# [Task item]
Of the records that follow, copy only the lines from the line containing "Wanted: a ladder" to the line containing "Ansatz 0.2.0; density", both included, exactly as written.

# [Provided material]
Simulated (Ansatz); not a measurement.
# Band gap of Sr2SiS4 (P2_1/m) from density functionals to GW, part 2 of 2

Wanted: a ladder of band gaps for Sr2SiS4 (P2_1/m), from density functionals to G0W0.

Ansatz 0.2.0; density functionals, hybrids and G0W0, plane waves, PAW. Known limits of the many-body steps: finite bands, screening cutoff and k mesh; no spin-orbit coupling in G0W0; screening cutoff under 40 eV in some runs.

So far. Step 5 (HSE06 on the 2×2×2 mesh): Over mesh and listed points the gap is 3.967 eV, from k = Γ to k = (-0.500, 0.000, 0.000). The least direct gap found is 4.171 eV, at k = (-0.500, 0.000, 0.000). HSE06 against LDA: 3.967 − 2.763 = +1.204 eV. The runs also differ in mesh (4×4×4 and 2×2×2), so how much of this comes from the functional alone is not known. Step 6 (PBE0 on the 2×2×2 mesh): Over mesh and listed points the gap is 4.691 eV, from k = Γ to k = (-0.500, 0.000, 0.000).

# [Task solution]
Wanted: a ladder of band gaps for Sr2SiS4 (P2_1/m), from density functionals to G0W0.

Ansatz 0.2.0; density functionals, hybrids and G0W0, plane waves, PAW. Known limits of the many-body steps: finite bands, screening cutoff and k mesh; no spin-orbit coupling in G0W0; screening cutoff under 40 eV in some runs.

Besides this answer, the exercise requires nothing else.